The data:
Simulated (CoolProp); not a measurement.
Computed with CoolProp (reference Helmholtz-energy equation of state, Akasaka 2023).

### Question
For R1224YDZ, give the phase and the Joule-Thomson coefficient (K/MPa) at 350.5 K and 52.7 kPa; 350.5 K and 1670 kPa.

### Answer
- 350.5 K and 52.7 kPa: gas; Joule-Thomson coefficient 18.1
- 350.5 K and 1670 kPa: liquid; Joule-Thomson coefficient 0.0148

Work item: Quote every line of the records above, from the first down to the one holding "- 350.5 K and 52.7", exactly as written.

Task result:
Simulated (CoolProp); not a measurement.
Computed with CoolProp (reference Helmholtz-energy equation of state, Akasaka 2023).

### Question
For R1224YDZ, give the phase and the Joule-Thomson coefficient (K/MPa) at 350.5 K and 52.7 kPa; 350.5 K and 1670 kPa.

### Answer
- 350.5 K and 52.7 kPa: gas; Joule-Thomson coefficient 18.1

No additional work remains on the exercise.